* [Entries supplied]:
++++
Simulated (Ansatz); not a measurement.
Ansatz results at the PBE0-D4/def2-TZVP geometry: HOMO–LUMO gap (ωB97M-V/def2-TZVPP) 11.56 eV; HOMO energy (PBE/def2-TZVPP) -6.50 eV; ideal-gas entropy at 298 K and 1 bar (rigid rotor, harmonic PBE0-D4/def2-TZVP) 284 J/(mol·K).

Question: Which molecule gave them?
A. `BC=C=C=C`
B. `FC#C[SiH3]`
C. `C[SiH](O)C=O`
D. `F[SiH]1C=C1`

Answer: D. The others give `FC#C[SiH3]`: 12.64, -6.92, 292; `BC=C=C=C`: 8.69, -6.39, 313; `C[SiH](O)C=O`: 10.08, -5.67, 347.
++++

* [Requirement]:
Word for word, restate the entries from the first line to the line that has "Question: Which molecule gave them?", both included, and nothing else.

* [Answer box]:
Simulated (Ansatz); not a measurement.
Ansatz results at the PBE0-D4/def2-TZVP geometry: HOMO–LUMO gap (ωB97M-V/def2-TZVPP) 11.56 eV; HOMO energy (PBE/def2-TZVPP) -6.50 eV; ideal-gas entropy at 298 K and 1 bar (rigid rotor, harmonic PBE0-D4/def2-TZVP) 284 J/(mol·K).

Question: Which molecule gave them?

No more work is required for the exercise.